ENTRIES SUPPLIED –
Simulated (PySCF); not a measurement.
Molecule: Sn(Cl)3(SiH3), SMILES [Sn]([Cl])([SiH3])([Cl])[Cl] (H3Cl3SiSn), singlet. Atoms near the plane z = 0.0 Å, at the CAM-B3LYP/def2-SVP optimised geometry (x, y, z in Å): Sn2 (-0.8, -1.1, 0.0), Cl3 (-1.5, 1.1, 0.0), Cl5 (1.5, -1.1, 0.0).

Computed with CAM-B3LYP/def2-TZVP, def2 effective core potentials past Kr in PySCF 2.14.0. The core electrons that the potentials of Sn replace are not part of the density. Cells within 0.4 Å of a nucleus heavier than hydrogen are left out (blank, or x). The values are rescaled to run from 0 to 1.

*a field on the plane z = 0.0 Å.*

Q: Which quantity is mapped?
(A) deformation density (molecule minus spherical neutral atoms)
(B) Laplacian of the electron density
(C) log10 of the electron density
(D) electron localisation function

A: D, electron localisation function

WORK TASK – What is needed is every line from the beginning of the data up to and including the line with "(D) electron localisation function", given again word for word.

TASK RESULT –
Simulated (PySCF); not a measurement.
Molecule: Sn(Cl)3(SiH3), SMILES [Sn]([Cl])([SiH3])([Cl])[Cl] (H3Cl3SiSn), singlet. Atoms near the plane z = 0.0 Å, at the CAM-B3LYP/def2-SVP optimised geometry (x, y, z in Å): Sn2 (-0.8, -1.1, 0.0), Cl3 (-1.5, 1.1, 0.0), Cl5 (1.5, -1.1, 0.0).

Computed with CAM-B3LYP/def2-TZVP, def2 effective core potentials past Kr in PySCF 2.14.0. The core electrons that the potentials of Sn replace are not part of the density. Cells within 0.4 Å of a nucleus heavier than hydrogen are left out (blank, or x). The values are rescaled to run from 0 to 1.

*a field on the plane z = 0.0 Å.*

Q: Which quantity is mapped?
(A) deformation density (molecule minus spherical neutral atoms)
(B) Laplacian of the electron density
(C) log10 of the electron density
(D) electron localisation function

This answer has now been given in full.